* _ACTIVITY_: The data below holds a line containing "Problem. What are" and a line containing "Solution. HOMO-2 -8.78"; please quote exactly those two lines and every line between them, and nothing else.

Segment Open

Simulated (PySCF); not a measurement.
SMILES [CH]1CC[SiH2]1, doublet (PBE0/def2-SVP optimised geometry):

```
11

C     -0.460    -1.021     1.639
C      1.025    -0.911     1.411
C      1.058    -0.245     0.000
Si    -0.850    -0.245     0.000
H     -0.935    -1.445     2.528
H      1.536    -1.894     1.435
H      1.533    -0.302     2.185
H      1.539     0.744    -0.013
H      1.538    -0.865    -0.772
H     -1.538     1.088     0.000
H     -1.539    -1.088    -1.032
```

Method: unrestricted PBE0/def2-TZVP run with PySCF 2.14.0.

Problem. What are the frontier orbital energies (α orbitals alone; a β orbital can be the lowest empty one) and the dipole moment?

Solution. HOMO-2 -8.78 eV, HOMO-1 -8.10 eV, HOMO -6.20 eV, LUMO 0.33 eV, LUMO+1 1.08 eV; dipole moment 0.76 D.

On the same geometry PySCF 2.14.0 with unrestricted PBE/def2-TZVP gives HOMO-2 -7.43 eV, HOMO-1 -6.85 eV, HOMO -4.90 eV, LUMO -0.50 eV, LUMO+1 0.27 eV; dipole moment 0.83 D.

Segment Closed

* _ANSWER AREA_:
Problem. What are the frontier orbital energies (α orbitals alone; a β orbital can be the lowest empty one) and the dipole moment?

Solution. HOMO-2 -8.78 eV, HOMO-1 -8.10 eV, HOMO -6.20 eV, LUMO 0.33 eV, LUMO+1 1.08 eV; dipole moment 0.76 D.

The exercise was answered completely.